* _Material shown_
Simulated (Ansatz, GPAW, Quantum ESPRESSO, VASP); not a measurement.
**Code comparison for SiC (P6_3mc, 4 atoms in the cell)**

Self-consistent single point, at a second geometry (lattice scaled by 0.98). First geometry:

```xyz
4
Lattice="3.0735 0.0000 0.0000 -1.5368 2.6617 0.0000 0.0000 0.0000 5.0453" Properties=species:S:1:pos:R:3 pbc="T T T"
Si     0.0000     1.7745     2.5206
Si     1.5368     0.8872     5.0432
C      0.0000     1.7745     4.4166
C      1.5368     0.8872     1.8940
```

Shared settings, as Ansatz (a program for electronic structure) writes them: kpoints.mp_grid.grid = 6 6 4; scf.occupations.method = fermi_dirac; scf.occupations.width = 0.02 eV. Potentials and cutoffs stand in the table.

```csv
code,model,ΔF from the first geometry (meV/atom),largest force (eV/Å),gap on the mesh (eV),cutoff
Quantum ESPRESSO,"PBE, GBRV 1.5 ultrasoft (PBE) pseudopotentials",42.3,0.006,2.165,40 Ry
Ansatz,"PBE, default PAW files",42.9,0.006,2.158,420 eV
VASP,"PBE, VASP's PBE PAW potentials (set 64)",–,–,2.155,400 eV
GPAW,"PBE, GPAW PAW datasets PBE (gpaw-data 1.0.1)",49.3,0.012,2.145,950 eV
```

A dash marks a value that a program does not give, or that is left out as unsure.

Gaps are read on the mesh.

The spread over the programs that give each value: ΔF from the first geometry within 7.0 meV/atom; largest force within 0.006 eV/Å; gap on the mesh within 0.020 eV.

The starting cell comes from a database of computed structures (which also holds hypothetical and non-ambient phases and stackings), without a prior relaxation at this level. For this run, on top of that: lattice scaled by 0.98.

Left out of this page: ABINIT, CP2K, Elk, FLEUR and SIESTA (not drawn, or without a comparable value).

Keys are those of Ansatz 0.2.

* _Work instruction_
The first line of the entries above marks where to begin; repeat each line exactly through the one that contains "Gaps are read on the mesh.", and include that line.

* _Task result_
Simulated (Ansatz, GPAW, Quantum ESPRESSO, VASP); not a measurement.
**Code comparison for SiC (P6_3mc, 4 atoms in the cell)**

Self-consistent single point, at a second geometry (lattice scaled by 0.98). First geometry:

```xyz
4
Lattice="3.0735 0.0000 0.0000 -1.5368 2.6617 0.0000 0.0000 0.0000 5.0453" Properties=species:S:1:pos:R:3 pbc="T T T"
Si     0.0000     1.7745     2.5206
Si     1.5368     0.8872     5.0432
C      0.0000     1.7745     4.4166
C      1.5368     0.8872     1.8940
```

Shared settings, as Ansatz (a program for electronic structure) writes them: kpoints.mp_grid.grid = 6 6 4; scf.occupations.method = fermi_dirac; scf.occupations.width = 0.02 eV. Potentials and cutoffs stand in the table.

```csv
code,model,ΔF from the first geometry (meV/atom),largest force (eV/Å),gap on the mesh (eV),cutoff
Quantum ESPRESSO,"PBE, GBRV 1.5 ultrasoft (PBE) pseudopotentials",42.3,0.006,2.165,40 Ry
Ansatz,"PBE, default PAW files",42.9,0.006,2.158,420 eV
VASP,"PBE, VASP's PBE PAW potentials (set 64)",–,–,2.155,400 eV
GPAW,"PBE, GPAW PAW datasets PBE (gpaw-data 1.0.1)",49.3,0.012,2.145,950 eV
```

A dash marks a value that a program does not give, or that is left out as unsure.

Gaps are read on the mesh.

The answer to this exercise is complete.